Requirement: Once the line holding "Cell a = 7.9280" is found in the listing below, write it out and each later line exactly, up to and including the one holding "Simulated single-crystal data".

(Raw data Opens)

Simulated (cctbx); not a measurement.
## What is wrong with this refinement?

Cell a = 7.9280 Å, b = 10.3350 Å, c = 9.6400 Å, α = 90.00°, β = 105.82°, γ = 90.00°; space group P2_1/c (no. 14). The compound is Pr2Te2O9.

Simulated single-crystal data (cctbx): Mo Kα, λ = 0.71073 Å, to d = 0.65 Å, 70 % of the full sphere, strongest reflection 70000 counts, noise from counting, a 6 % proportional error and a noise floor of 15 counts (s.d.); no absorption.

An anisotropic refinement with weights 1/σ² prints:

(Raw data Closes)

Result:
Cell a = 7.9280 Å, b = 10.3350 Å, c = 9.6400 Å, α = 90.00°, β = 105.82°, γ = 90.00°; space group P2_1/c (no. 14). The compound is Pr2Te2O9.

Simulated single-crystal data (cctbx): Mo Kα, λ = 0.71073 Å, to d = 0.65 Å, 70 % of the full sphere, strongest reflection 70000 counts, noise from counting, a 6 % proportional error and a noise floor of 15 counts (s.d.); no absorption.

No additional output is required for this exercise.